Work order » Find the line holding "The head of" in the entries below. Give it again exactly, along with every line after it up to and including the line holding "Q: Give the final energy of this run.".

Input data »
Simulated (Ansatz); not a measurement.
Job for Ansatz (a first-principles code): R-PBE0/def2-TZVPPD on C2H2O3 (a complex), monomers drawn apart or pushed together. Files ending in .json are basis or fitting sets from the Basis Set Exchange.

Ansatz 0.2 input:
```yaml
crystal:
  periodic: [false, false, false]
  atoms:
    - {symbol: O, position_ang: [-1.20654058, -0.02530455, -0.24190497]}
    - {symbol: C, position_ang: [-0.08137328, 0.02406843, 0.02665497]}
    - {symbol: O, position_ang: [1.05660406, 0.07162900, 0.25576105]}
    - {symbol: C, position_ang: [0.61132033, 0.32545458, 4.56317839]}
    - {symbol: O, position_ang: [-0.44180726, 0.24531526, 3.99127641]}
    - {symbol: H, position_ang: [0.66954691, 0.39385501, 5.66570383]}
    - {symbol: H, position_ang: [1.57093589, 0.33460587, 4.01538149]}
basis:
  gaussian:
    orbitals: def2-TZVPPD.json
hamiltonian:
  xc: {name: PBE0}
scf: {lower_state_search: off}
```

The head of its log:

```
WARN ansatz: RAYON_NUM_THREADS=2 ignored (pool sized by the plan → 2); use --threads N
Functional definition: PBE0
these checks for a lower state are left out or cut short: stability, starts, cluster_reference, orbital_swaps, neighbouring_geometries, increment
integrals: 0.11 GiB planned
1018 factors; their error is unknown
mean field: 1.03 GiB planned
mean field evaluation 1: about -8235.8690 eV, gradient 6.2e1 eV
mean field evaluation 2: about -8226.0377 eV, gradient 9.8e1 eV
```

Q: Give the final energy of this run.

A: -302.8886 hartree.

Exercise answer »
The head of its log:

```
WARN ansatz: RAYON_NUM_THREADS=2 ignored (pool sized by the plan → 2); use --threads N
Functional definition: PBE0
these checks for a lower state are left out or cut short: stability, starts, cluster_reference, orbital_swaps, neighbouring_geometries, increment
integrals: 0.11 GiB planned
1018 factors; their error is unknown
mean field: 1.03 GiB planned
mean field evaluation 1: about -8235.8690 eV, gradient 6.2e1 eV
mean field evaluation 2: about -8226.0377 eV, gradient 9.8e1 eV
```

Q: Give the final energy of this run.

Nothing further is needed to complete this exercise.